• **Brief**
Given the listing below, reproduce all of it exactly.

** Opening Information given block **
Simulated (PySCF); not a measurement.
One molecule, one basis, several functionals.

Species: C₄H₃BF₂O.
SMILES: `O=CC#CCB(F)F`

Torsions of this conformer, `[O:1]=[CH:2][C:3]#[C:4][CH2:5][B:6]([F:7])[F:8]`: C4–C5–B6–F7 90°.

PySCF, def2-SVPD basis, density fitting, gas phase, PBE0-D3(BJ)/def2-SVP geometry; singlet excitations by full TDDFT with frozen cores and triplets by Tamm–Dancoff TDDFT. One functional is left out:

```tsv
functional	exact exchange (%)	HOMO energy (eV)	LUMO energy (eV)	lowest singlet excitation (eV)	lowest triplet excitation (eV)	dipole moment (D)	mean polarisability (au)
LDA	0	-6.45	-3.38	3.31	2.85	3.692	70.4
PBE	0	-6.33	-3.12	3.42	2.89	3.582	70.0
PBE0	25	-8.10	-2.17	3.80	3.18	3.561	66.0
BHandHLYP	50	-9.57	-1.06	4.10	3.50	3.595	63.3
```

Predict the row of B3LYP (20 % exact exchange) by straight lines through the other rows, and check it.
** Closing Information given block **

• **Reply**
Simulated (PySCF); not a measurement.
One molecule, one basis, several functionals.

Species: C₄H₃BF₂O.
SMILES: `O=CC#CCB(F)F`

Torsions of this conformer, `[O:1]=[CH:2][C:3]#[C:4][CH2:5][B:6]([F:7])[F:8]`: C4–C5–B6–F7 90°.

PySCF, def2-SVPD basis, density fitting, gas phase, PBE0-D3(BJ)/def2-SVP geometry; singlet excitations by full TDDFT with frozen cores and triplets by Tamm–Dancoff TDDFT. One functional is left out:

```tsv
functional	exact exchange (%)	HOMO energy (eV)	LUMO energy (eV)	lowest singlet excitation (eV)	lowest triplet excitation (eV)	dipole moment (D)	mean polarisability (au)
LDA	0	-6.45	-3.38	3.31	2.85	3.692	70.4
PBE	0	-6.33	-3.12	3.42	2.89	3.582	70.0
PBE0	25	-8.10	-2.17	3.80	3.18	3.561	66.0
BHandHLYP	50	-9.57	-1.06	4.10	3.50	3.595	63.3
```

Predict the row of B3LYP (20 % exact exchange) by straight lines through the other rows, and check it.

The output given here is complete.